_MATERIAL SHOWN_
- Opening Delimiter -
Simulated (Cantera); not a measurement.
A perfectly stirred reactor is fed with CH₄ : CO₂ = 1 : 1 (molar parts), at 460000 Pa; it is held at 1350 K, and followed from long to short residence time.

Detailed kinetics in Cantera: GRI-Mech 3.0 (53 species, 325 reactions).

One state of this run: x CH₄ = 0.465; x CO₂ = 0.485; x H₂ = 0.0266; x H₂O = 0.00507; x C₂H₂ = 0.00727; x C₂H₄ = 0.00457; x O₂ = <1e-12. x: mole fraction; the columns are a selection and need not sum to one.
- Closing Delimiter -

A complete, exact repeat of the records is the required answer.

_SOLUTION_
Simulated (Cantera); not a measurement.
A perfectly stirred reactor is fed with CH₄ : CO₂ = 1 : 1 (molar parts), at 460000 Pa; it is held at 1350 K, and followed from long to short residence time.

Detailed kinetics in Cantera: GRI-Mech 3.0 (53 species, 325 reactions).

One state of this run: x CH₄ = 0.465; x CO₂ = 0.485; x H₂ = 0.0266; x H₂O = 0.00507; x C₂H₂ = 0.00727; x C₂H₄ = 0.00457; x O₂ = <1e-12. x: mole fraction; the columns are a selection and need not sum to one.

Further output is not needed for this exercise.